Provided records Block Start
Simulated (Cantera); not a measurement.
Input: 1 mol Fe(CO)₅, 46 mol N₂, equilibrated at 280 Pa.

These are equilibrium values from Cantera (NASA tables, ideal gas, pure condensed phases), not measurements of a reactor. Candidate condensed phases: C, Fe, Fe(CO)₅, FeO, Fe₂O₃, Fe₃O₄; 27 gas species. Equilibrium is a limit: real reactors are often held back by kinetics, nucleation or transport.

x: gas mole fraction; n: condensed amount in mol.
Provided records Block End

### Exercise
Say every entry again, exactly as it reads.

### Response box
Simulated (Cantera); not a measurement.
Input: 1 mol Fe(CO)₅, 46 mol N₂, equilibrated at 280 Pa.

These are equilibrium values from Cantera (NASA tables, ideal gas, pure condensed phases), not measurements of a reactor. Candidate condensed phases: C, Fe, Fe(CO)₅, FeO, Fe₂O₃, Fe₃O₄; 27 gas species. Equilibrium is a limit: real reactors are often held back by kinetics, nucleation or transport.

x: gas mole fraction; n: condensed amount in mol.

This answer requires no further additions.